TASK ITEM:
Each entry below is to be transcribed exactly.

EXTRACTED INFORMATION:
□ □ □ □ □
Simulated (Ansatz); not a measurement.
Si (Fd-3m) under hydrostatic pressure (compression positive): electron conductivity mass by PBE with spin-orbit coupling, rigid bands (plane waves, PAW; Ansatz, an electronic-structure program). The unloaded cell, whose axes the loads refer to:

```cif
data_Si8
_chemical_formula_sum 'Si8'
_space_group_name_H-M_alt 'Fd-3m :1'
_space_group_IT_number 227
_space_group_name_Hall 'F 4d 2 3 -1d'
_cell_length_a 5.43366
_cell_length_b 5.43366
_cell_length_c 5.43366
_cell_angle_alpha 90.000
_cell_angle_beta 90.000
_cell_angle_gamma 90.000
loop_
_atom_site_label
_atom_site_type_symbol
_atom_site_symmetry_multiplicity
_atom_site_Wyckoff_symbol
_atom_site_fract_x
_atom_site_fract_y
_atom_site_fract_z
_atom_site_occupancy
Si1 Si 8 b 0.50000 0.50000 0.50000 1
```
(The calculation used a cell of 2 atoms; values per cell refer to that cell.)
□ □ □ □ □

YOUR RESPONSE:
Simulated (Ansatz); not a measurement.
Si (Fd-3m) under hydrostatic pressure (compression positive): electron conductivity mass by PBE with spin-orbit coupling, rigid bands (plane waves, PAW; Ansatz, an electronic-structure program). The unloaded cell, whose axes the loads refer to:

```cif
data_Si8
_chemical_formula_sum 'Si8'
_space_group_name_H-M_alt 'Fd-3m :1'
_space_group_IT_number 227
_space_group_name_Hall 'F 4d 2 3 -1d'
_cell_length_a 5.43366
_cell_length_b 5.43366
_cell_length_c 5.43366
_cell_angle_alpha 90.000
_cell_angle_beta 90.000
_cell_angle_gamma 90.000
loop_
_atom_site_label
_atom_site_type_symbol
_atom_site_symmetry_multiplicity
_atom_site_Wyckoff_symbol
_atom_site_fract_x
_atom_site_fract_y
_atom_site_fract_z
_atom_site_occupancy
Si1 Si 8 b 0.50000 0.50000 0.50000 1
```
(The calculation used a cell of 2 atoms; values per cell refer to that cell.)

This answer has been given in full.